___ Information given

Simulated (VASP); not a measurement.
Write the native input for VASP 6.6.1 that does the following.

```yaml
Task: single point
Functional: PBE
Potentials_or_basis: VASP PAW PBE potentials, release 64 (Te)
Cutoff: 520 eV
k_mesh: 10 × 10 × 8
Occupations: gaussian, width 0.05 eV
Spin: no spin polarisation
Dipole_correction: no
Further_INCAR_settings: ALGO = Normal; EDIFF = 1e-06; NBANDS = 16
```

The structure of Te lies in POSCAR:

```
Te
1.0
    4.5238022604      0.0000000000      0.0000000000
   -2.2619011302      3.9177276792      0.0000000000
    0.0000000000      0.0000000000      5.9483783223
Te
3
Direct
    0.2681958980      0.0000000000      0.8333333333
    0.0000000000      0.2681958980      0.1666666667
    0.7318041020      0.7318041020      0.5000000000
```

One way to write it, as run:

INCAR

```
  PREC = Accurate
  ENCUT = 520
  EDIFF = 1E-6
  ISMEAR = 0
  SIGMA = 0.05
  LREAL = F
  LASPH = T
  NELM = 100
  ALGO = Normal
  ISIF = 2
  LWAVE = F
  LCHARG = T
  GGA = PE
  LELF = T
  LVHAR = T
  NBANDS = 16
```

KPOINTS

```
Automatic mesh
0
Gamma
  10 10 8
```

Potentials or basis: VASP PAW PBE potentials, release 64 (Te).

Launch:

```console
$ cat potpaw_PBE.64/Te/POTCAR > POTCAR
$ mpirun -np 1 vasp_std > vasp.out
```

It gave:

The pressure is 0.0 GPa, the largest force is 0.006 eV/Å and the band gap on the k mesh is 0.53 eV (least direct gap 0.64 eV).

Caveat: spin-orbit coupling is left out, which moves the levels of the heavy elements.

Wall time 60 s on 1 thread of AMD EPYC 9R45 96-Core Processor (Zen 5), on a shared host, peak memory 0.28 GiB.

______

Retype only the stretch of lines above starting at the one with "The pressure is" and stopping at the one with "Caveat: spin-orbit coupling", exactly as written, with both kept.

The pressure is 0.0 GPa, the largest force is 0.006 eV/Å and the band gap on the k mesh is 0.53 eV (least direct gap 0.64 eV).

Caveat: spin-orbit coupling is left out, which moves the levels of the heavy elements.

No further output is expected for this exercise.